▼
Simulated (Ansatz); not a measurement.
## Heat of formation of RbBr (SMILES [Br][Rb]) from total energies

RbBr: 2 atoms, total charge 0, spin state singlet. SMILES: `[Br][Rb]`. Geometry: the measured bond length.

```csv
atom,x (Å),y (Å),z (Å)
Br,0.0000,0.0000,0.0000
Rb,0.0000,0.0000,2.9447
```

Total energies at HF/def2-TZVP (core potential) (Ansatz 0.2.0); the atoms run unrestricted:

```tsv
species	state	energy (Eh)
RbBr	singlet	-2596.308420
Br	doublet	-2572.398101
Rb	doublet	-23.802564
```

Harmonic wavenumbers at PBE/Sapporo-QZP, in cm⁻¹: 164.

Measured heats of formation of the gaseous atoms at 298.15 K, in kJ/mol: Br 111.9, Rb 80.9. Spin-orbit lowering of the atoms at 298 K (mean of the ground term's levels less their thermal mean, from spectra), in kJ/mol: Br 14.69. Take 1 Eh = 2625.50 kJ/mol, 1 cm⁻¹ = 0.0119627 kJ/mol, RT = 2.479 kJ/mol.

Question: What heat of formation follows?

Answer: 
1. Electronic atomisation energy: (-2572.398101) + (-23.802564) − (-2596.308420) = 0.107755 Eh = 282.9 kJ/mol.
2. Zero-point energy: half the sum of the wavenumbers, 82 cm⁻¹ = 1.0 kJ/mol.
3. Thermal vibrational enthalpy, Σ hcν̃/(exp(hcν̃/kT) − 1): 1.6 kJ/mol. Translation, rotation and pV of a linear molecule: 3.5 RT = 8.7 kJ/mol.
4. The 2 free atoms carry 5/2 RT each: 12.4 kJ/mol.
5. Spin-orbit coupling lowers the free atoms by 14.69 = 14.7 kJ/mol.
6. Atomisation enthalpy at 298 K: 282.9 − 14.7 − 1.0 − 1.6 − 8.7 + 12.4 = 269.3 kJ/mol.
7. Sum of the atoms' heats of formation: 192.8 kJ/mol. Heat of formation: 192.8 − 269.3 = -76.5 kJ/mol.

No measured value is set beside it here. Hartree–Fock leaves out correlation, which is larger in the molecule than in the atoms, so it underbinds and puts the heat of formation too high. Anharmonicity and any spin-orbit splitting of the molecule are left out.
▲

Work order: Above are some records; copy exactly the lines from the one with "Measured heats of" through the one with "7. Sum of the", both included, and no others.

Worked solution:
Measured heats of formation of the gaseous atoms at 298.15 K, in kJ/mol: Br 111.9, Rb 80.9. Spin-orbit lowering of the atoms at 298 K (mean of the ground term's levels less their thermal mean, from spectra), in kJ/mol: Br 14.69. Take 1 Eh = 2625.50 kJ/mol, 1 cm⁻¹ = 0.0119627 kJ/mol, RT = 2.479 kJ/mol.

Question: What heat of formation follows?

Answer: 
1. Electronic atomisation energy: (-2572.398101) + (-23.802564) − (-2596.308420) = 0.107755 Eh = 282.9 kJ/mol.
2. Zero-point energy: half the sum of the wavenumbers, 82 cm⁻¹ = 1.0 kJ/mol.
3. Thermal vibrational enthalpy, Σ hcν̃/(exp(hcν̃/kT) − 1): 1.6 kJ/mol. Translation, rotation and pV of a linear molecule: 3.5 RT = 8.7 kJ/mol.
4. The 2 free atoms carry 5/2 RT each: 12.4 kJ/mol.
5. Spin-orbit coupling lowers the free atoms by 14.69 = 14.7 kJ/mol.
6. Atomisation enthalpy at 298 K: 282.9 − 14.7 − 1.0 − 1.6 − 8.7 + 12.4 = 269.3 kJ/mol.
7. Sum of the atoms' heats of formation: 192.8 kJ/mol. Heat of formation: 192.8 − 269.3 = -76.5 kJ/mol.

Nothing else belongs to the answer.